_WORK TASK_:
Provide an exact copy of the lines from the beginning of the records through the line that includes "0.00 | 2.07 |", and of no others.

═════ EXTRACTED RECORDS
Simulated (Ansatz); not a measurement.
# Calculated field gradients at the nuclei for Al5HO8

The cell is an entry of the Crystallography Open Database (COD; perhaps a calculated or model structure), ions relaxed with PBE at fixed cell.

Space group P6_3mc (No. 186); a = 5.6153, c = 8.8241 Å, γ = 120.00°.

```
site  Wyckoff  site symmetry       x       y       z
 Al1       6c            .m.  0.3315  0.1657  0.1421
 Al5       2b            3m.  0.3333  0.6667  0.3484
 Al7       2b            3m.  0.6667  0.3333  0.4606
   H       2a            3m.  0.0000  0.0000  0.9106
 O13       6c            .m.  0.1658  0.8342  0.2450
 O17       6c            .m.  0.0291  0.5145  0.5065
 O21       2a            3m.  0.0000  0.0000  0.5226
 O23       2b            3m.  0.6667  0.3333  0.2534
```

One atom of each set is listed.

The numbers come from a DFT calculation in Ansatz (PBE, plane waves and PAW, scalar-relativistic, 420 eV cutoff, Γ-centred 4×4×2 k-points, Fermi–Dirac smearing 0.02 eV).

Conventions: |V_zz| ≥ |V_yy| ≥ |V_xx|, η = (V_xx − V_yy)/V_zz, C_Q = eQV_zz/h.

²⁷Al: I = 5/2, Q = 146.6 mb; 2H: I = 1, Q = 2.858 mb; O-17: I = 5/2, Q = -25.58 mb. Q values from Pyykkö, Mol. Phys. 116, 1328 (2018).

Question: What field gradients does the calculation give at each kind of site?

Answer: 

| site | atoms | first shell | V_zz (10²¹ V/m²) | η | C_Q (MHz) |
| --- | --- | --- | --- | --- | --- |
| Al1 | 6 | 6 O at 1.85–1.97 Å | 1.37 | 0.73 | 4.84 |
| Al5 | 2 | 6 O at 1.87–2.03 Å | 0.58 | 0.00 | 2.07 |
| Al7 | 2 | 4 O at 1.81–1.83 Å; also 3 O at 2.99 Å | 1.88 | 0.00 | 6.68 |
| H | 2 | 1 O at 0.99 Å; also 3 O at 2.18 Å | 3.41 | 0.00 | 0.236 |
══════════

_YOUR SOLUTION_:
Simulated (Ansatz); not a measurement.
# Calculated field gradients at the nuclei for Al5HO8

The cell is an entry of the Crystallography Open Database (COD; perhaps a calculated or model structure), ions relaxed with PBE at fixed cell.

Space group P6_3mc (No. 186); a = 5.6153, c = 8.8241 Å, γ = 120.00°.

```
site  Wyckoff  site symmetry       x       y       z
 Al1       6c            .m.  0.3315  0.1657  0.1421
 Al5       2b            3m.  0.3333  0.6667  0.3484
 Al7       2b            3m.  0.6667  0.3333  0.4606
   H       2a            3m.  0.0000  0.0000  0.9106
 O13       6c            .m.  0.1658  0.8342  0.2450
 O17       6c            .m.  0.0291  0.5145  0.5065
 O21       2a            3m.  0.0000  0.0000  0.5226
 O23       2b            3m.  0.6667  0.3333  0.2534
```

One atom of each set is listed.

The numbers come from a DFT calculation in Ansatz (PBE, plane waves and PAW, scalar-relativistic, 420 eV cutoff, Γ-centred 4×4×2 k-points, Fermi–Dirac smearing 0.02 eV).

Conventions: |V_zz| ≥ |V_yy| ≥ |V_xx|, η = (V_xx − V_yy)/V_zz, C_Q = eQV_zz/h.

²⁷Al: I = 5/2, Q = 146.6 mb; 2H: I = 1, Q = 2.858 mb; O-17: I = 5/2, Q = -25.58 mb. Q values from Pyykkö, Mol. Phys. 116, 1328 (2018).

Question: What field gradients does the calculation give at each kind of site?

Answer: 

| site | atoms | first shell | V_zz (10²¹ V/m²) | η | C_Q (MHz) |
| --- | --- | --- | --- | --- | --- |
| Al1 | 6 | 6 O at 1.85–1.97 Å | 1.37 | 0.73 | 4.84 |
| Al5 | 2 | 6 O at 1.87–2.03 Å | 0.58 | 0.00 | 2.07 |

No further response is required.